• [Task item]: Every line of the data is to be retyped exactly.

+-------+

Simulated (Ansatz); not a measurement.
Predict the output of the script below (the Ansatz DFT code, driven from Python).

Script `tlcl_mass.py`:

+-------+

• [Exercise solution]:
Simulated (Ansatz); not a measurement.
Predict the output of the script below (the Ansatz DFT code, driven from Python).

Script `tlcl_mass.py`:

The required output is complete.